RECORD SET |
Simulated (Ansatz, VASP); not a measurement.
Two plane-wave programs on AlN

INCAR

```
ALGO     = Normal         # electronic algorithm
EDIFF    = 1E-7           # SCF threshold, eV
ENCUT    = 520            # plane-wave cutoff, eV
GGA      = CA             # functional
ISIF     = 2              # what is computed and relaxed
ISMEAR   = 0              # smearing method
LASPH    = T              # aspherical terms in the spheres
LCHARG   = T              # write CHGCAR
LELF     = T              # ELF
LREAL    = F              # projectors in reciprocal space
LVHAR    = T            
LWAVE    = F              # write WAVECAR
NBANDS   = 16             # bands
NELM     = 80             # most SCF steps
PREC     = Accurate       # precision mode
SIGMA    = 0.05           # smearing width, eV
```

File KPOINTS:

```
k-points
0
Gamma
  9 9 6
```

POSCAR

TASK ITEM |
Every line of data must be returned unchanged.

TASK SOLUTION |
Simulated (Ansatz, VASP); not a measurement.
Two plane-wave programs on AlN

INCAR

```
ALGO     = Normal         # electronic algorithm
EDIFF    = 1E-7           # SCF threshold, eV
ENCUT    = 520            # plane-wave cutoff, eV
GGA      = CA             # functional
ISIF     = 2              # what is computed and relaxed
ISMEAR   = 0              # smearing method
LASPH    = T              # aspherical terms in the spheres
LCHARG   = T              # write CHGCAR
LELF     = T              # ELF
LREAL    = F              # projectors in reciprocal space
LVHAR    = T            
LWAVE    = F              # write WAVECAR
NBANDS   = 16             # bands
NELM     = 80             # most SCF steps
PREC     = Accurate       # precision mode
SIGMA    = 0.05           # smearing width, eV
```

File KPOINTS:

```
k-points
0
Gamma
  9 9 6
```

POSCAR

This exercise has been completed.